• **Assigned task**:
Beneath this line is the data. Output exactly the lines from the line with "none | 0.4 |" to the line with "A k mesh can", both ends included, and nothing more.

*** Opening Supplied records ***
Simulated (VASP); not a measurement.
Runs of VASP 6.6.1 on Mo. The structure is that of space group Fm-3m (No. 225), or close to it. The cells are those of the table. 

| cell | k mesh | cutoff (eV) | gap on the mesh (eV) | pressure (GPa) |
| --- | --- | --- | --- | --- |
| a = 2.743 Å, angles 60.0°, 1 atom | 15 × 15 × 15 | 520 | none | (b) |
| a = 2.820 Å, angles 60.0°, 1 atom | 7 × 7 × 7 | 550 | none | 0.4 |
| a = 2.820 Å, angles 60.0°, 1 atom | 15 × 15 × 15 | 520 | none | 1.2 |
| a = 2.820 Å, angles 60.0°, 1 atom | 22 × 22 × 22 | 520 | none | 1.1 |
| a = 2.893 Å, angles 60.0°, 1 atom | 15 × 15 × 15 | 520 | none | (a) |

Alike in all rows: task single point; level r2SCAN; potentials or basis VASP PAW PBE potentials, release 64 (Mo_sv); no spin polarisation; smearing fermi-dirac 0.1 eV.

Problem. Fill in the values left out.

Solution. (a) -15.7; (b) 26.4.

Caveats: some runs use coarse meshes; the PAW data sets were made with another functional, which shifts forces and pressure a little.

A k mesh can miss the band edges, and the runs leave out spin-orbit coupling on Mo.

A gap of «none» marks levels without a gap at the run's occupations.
*** Closing Supplied records ***

• **Your response**:
| a = 2.820 Å, angles 60.0°, 1 atom | 7 × 7 × 7 | 550 | none | 0.4 |
| a = 2.820 Å, angles 60.0°, 1 atom | 15 × 15 × 15 | 520 | none | 1.2 |
| a = 2.820 Å, angles 60.0°, 1 atom | 22 × 22 × 22 | 520 | none | 1.1 |
| a = 2.893 Å, angles 60.0°, 1 atom | 15 × 15 × 15 | 520 | none | (a) |

Alike in all rows: task single point; level r2SCAN; potentials or basis VASP PAW PBE potentials, release 64 (Mo_sv); no spin polarisation; smearing fermi-dirac 0.1 eV.

Problem. Fill in the values left out.

Solution. (a) -15.7; (b) 26.4.

Caveats: some runs use coarse meshes; the PAW data sets were made with another functional, which shifts forces and pressure a little.

A k mesh can miss the band edges, and the runs leave out spin-orbit coupling on Mo.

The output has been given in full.